Assignment —
Would you write out, word for word, each line of the records below from the top through the one holding "## Step 1: Structure used throughout"?

Extracted material —
- - - - -
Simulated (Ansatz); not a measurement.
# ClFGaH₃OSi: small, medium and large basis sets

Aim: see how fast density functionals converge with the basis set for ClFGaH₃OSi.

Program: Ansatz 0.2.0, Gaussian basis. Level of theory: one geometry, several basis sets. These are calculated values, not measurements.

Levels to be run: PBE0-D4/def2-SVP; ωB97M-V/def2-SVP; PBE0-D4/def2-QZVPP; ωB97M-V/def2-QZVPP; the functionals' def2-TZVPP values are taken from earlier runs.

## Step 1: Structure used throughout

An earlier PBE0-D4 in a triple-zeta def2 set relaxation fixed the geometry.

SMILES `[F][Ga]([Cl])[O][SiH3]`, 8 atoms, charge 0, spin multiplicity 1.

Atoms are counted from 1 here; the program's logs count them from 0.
- - - - -

Exercise answer —
Simulated (Ansatz); not a measurement.
# ClFGaH₃OSi: small, medium and large basis sets

Aim: see how fast density functionals converge with the basis set for ClFGaH₃OSi.

Program: Ansatz 0.2.0, Gaussian basis. Level of theory: one geometry, several basis sets. These are calculated values, not measurements.

Levels to be run: PBE0-D4/def2-SVP; ωB97M-V/def2-SVP; PBE0-D4/def2-QZVPP; ωB97M-V/def2-QZVPP; the functionals' def2-TZVPP values are taken from earlier runs.

## Step 1: Structure used throughout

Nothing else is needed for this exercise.